[Work order] Locate the line bearing "Question: Find Q" in the material below, then reproduce it and each following line up to and including the line bearing "These protons share".

[Given records]
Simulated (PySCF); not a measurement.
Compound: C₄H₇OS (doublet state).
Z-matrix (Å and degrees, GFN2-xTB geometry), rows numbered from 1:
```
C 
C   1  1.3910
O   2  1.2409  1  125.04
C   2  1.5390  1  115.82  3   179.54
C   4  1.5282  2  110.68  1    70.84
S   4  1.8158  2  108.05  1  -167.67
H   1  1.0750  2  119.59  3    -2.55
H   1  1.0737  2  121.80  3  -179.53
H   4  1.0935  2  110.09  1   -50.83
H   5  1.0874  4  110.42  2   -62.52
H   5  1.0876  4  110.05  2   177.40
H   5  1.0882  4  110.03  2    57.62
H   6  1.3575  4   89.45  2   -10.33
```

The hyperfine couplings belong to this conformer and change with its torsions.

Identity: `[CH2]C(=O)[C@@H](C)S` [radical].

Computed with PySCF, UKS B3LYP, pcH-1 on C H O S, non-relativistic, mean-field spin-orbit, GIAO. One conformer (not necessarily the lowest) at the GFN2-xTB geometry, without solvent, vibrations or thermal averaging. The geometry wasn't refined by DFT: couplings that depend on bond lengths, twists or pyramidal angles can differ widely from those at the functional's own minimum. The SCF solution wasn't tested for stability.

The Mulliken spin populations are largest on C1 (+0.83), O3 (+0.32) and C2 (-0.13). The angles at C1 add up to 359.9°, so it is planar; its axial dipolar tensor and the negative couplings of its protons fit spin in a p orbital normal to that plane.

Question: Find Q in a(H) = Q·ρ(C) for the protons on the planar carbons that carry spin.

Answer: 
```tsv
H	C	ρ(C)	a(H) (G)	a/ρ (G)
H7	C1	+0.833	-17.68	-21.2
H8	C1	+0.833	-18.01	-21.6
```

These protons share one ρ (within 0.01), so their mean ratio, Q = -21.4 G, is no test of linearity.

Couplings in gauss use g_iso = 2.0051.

[Task solution]
Question: Find Q in a(H) = Q·ρ(C) for the protons on the planar carbons that carry spin.

Answer: 
```tsv
H	C	ρ(C)	a(H) (G)	a/ρ (G)
H7	C1	+0.833	-17.68	-21.2
H8	C1	+0.833	-18.01	-21.6
```

These protons share one ρ (within 0.01), so their mean ratio, Q = -21.4 G, is no test of linearity.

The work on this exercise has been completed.